**TASK ITEM**
Beginning with the opening line, set down each line of the material below exactly, stopping once the line with "Potentials or basis: VASP" is done.

**AVAILABLE DATA**
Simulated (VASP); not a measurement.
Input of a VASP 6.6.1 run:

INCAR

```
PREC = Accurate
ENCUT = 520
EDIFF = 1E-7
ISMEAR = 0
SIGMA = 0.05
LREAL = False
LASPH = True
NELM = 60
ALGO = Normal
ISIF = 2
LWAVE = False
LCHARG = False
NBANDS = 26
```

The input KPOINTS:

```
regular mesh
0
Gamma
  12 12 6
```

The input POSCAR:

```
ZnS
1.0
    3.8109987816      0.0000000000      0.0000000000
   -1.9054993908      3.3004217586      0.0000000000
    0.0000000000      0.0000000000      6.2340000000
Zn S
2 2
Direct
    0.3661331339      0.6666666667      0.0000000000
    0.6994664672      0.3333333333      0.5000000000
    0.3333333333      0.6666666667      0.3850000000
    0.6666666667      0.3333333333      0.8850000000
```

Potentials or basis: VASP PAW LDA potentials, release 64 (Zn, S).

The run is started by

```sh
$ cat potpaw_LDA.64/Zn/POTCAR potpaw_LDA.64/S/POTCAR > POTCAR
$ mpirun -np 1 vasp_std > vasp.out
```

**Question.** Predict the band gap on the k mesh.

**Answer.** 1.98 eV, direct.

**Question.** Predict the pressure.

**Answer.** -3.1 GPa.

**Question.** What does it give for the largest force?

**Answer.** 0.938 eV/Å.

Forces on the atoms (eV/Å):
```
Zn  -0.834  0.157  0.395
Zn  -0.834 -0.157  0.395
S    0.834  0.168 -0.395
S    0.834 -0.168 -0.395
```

**REPLY**
Simulated (VASP); not a measurement.
Input of a VASP 6.6.1 run:

INCAR

```
PREC = Accurate
ENCUT = 520
EDIFF = 1E-7
ISMEAR = 0
SIGMA = 0.05
LREAL = False
LASPH = True
NELM = 60
ALGO = Normal
ISIF = 2
LWAVE = False
LCHARG = False
NBANDS = 26
```

The input KPOINTS:

```
regular mesh
0
Gamma
  12 12 6
```

The input POSCAR:

```
ZnS
1.0
    3.8109987816      0.0000000000      0.0000000000
   -1.9054993908      3.3004217586      0.0000000000
    0.0000000000      0.0000000000      6.2340000000
Zn S
2 2
Direct
    0.3661331339      0.6666666667      0.0000000000
    0.6994664672      0.3333333333      0.5000000000
    0.3333333333      0.6666666667      0.3850000000
    0.6666666667      0.3333333333      0.8850000000
```

Potentials or basis: VASP PAW LDA potentials, release 64 (Zn, S).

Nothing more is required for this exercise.